In this exercise, reproduce the whole listing exactly.

● **Information supplied**:
===============

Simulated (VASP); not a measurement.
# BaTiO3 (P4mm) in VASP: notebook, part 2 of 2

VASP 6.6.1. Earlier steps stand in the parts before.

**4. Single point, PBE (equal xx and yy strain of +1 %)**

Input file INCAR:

===============

● **Exercise response**:
Simulated (VASP); not a measurement.
# BaTiO3 (P4mm) in VASP: notebook, part 2 of 2

VASP 6.6.1. Earlier steps stand in the parts before.

**4. Single point, PBE (equal xx and yy strain of +1 %)**

Input file INCAR:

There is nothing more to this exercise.